- - - -

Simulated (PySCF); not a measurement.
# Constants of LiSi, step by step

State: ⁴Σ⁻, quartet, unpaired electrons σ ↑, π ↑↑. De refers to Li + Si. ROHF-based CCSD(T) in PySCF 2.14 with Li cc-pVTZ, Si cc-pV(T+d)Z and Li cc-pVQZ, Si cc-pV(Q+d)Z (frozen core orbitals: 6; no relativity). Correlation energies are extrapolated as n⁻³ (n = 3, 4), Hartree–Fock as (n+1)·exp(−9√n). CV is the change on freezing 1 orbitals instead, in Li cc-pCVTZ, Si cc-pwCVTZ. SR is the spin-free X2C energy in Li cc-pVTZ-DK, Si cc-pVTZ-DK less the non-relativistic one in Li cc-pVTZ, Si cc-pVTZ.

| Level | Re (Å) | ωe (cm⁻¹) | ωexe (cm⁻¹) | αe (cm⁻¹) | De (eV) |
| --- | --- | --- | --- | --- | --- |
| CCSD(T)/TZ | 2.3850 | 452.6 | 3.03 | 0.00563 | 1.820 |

- - - -

=== WORK REQUEST ===
Return a word-for-word copy of the lines from the beginning of the listing to the line holding "# Constants of LiSi, step by step", both kept.

=== PROBLEM SOLUTION ===
Simulated (PySCF); not a measurement.
# Constants of LiSi, step by step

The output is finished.